*Required action*.
Reproduce the whole listing, keeping every character the same.

*Listed entries*.
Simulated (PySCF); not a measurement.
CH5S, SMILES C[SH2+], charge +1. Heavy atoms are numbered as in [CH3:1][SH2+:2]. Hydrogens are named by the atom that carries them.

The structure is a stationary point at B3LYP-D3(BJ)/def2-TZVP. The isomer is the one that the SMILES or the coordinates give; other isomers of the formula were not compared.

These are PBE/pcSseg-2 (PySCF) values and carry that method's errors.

*Task response*.
Simulated (PySCF); not a measurement.
CH5S, SMILES C[SH2+], charge +1. Heavy atoms are numbered as in [CH3:1][SH2+:2]. Hydrogens are named by the atom that carries them.

The structure is a stationary point at B3LYP-D3(BJ)/def2-TZVP. The isomer is the one that the SMILES or the coordinates give; other isomers of the formula were not compared.

These are PBE/pcSseg-2 (PySCF) values and carry that method's errors.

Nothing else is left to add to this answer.